**ENTRIES SUPPLIED**
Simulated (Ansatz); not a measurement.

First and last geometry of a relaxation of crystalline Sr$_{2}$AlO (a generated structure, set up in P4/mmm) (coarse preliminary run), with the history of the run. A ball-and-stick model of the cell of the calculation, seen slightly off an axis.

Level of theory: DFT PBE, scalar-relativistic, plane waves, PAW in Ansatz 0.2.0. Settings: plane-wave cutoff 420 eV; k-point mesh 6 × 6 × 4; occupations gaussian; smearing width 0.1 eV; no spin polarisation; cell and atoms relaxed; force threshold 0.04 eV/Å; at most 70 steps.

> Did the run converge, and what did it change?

**BRIEF**
Copy out the material above in its entirety, exactly.

**EXERCISE OUTPUT**
Simulated (Ansatz); not a measurement.

First and last geometry of a relaxation of crystalline Sr$_{2}$AlO (a generated structure, set up in P4/mmm) (coarse preliminary run), with the history of the run. A ball-and-stick model of the cell of the calculation, seen slightly off an axis.

Level of theory: DFT PBE, scalar-relativistic, plane waves, PAW in Ansatz 0.2.0. Settings: plane-wave cutoff 420 eV; k-point mesh 6 × 6 × 4; occupations gaussian; smearing width 0.1 eV; no spin polarisation; cell and atoms relaxed; force threshold 0.04 eV/Å; at most 70 steps.

> Did the run converge, and what did it change?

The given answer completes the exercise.